**Recorded information**.
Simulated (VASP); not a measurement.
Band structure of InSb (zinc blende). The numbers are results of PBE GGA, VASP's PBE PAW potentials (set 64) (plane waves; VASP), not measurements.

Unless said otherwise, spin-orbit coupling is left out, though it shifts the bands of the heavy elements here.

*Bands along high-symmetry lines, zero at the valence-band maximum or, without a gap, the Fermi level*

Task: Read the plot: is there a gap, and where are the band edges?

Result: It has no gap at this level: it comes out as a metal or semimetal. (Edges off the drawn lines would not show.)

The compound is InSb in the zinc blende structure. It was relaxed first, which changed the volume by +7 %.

**Required action**. Give back each record exactly, from the first line through the last.

**Result**.
Simulated (VASP); not a measurement.
Band structure of InSb (zinc blende). The numbers are results of PBE GGA, VASP's PBE PAW potentials (set 64) (plane waves; VASP), not measurements.

Unless said otherwise, spin-orbit coupling is left out, though it shifts the bands of the heavy elements here.

*Bands along high-symmetry lines, zero at the valence-band maximum or, without a gap, the Fermi level*

Task: Read the plot: is there a gap, and where are the band edges?

Result: It has no gap at this level: it comes out as a metal or semimetal. (Edges off the drawn lines would not show.)

The compound is InSb in the zinc blende structure. It was relaxed first, which changed the volume by +7 %.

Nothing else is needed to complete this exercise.